Segment Open
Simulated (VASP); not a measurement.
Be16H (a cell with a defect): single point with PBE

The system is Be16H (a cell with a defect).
Segment Closed

## Assignment
Return all of the data above, keeping every line exactly as it appears.

## Exercise answer
Simulated (VASP); not a measurement.
Be16H (a cell with a defect): single point with PBE

The system is Be16H (a cell with a defect).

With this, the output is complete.